Brief: Transcribe the records word for word, beginning with the first line and ending with the line that contains "The fluid at"; include nothing else.

Information shown:
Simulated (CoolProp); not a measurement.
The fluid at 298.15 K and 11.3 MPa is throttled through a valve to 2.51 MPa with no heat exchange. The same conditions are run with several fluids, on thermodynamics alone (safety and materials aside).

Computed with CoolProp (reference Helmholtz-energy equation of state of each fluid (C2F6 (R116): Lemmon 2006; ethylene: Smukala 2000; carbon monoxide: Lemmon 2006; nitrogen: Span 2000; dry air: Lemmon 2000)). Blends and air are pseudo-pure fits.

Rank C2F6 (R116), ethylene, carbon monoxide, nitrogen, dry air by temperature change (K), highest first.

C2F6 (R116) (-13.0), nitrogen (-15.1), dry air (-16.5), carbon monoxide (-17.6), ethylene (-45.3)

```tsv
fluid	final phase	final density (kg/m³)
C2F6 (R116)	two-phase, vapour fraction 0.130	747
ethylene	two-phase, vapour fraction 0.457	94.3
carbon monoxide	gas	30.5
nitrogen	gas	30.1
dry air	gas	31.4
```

Response box:
Simulated (CoolProp); not a measurement.
The fluid at 298.15 K and 11.3 MPa is throttled through a valve to 2.51 MPa with no heat exchange. The same conditions are run with several fluids, on thermodynamics alone (safety and materials aside).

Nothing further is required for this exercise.